Data to examine section start

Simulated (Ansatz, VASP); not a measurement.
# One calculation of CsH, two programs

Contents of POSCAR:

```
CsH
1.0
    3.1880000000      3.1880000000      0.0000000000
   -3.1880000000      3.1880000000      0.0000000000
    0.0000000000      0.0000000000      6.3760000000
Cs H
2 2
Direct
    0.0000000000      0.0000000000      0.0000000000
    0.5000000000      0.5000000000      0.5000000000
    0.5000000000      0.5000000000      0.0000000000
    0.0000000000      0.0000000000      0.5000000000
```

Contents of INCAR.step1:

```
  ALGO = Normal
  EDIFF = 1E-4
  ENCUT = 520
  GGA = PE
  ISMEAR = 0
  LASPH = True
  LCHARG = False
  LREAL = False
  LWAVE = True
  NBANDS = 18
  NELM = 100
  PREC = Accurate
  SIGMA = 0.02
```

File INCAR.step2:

Data to examine section end

Action item:
Repeat every record exactly, so that nothing is lost or altered.

Written solution:
Simulated (Ansatz, VASP); not a measurement.
# One calculation of CsH, two programs

Contents of POSCAR:

```
CsH
1.0
    3.1880000000      3.1880000000      0.0000000000
   -3.1880000000      3.1880000000      0.0000000000
    0.0000000000      0.0000000000      6.3760000000
Cs H
2 2
Direct
    0.0000000000      0.0000000000      0.0000000000
    0.5000000000      0.5000000000      0.5000000000
    0.5000000000      0.5000000000      0.0000000000
    0.0000000000      0.0000000000      0.5000000000
```

Contents of INCAR.step1:

```
  ALGO = Normal
  EDIFF = 1E-4
  ENCUT = 520
  GGA = PE
  ISMEAR = 0
  LASPH = True
  LCHARG = False
  LREAL = False
  LWAVE = True
  NBANDS = 18
  NELM = 100
  PREC = Accurate
  SIGMA = 0.02
```

File INCAR.step2:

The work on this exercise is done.